# INFORMATION SUPPLIED:
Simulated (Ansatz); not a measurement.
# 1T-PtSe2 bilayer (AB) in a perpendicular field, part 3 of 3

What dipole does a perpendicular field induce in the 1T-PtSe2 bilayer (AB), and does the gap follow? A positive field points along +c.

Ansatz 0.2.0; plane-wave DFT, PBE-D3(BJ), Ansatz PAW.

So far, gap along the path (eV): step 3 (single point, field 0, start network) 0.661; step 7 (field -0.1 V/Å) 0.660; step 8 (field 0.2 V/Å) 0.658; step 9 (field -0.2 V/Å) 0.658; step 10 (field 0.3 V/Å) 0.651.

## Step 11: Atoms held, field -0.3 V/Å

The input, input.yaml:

# ACTIVITY:
Transcribe the data in full, matching every line exactly.

# WORKED SOLUTION:
Simulated (Ansatz); not a measurement.
# 1T-PtSe2 bilayer (AB) in a perpendicular field, part 3 of 3

What dipole does a perpendicular field induce in the 1T-PtSe2 bilayer (AB), and does the gap follow? A positive field points along +c.

Ansatz 0.2.0; plane-wave DFT, PBE-D3(BJ), Ansatz PAW.

So far, gap along the path (eV): step 3 (single point, field 0, start network) 0.661; step 7 (field -0.1 V/Å) 0.660; step 8 (field 0.2 V/Å) 0.658; step 9 (field -0.2 V/Å) 0.658; step 10 (field 0.3 V/Å) 0.651.

## Step 11: Atoms held, field -0.3 V/Å

The input, input.yaml:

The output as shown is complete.